## RECORDS SHOWN
++++++
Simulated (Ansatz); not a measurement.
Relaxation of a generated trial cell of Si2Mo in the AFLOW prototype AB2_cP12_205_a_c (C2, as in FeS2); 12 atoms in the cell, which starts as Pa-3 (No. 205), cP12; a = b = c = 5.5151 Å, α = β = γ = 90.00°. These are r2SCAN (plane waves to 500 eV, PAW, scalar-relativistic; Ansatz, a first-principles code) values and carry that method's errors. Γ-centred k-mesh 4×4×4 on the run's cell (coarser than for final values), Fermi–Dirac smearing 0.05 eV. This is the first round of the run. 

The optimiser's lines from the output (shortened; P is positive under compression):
++++++

## WORK REQUEST
The full listing above needs to be given again exactly.

## EXERCISE RESULT
Simulated (Ansatz); not a measurement.
Relaxation of a generated trial cell of Si2Mo in the AFLOW prototype AB2_cP12_205_a_c (C2, as in FeS2); 12 atoms in the cell, which starts as Pa-3 (No. 205), cP12; a = b = c = 5.5151 Å, α = β = γ = 90.00°. These are r2SCAN (plane waves to 500 eV, PAW, scalar-relativistic; Ansatz, a first-principles code) values and carry that method's errors. Γ-centred k-mesh 4×4×4 on the run's cell (coarser than for final values), Fermi–Dirac smearing 0.05 eV. This is the first round of the run. 

The optimiser's lines from the output (shortened; P is positive under compression):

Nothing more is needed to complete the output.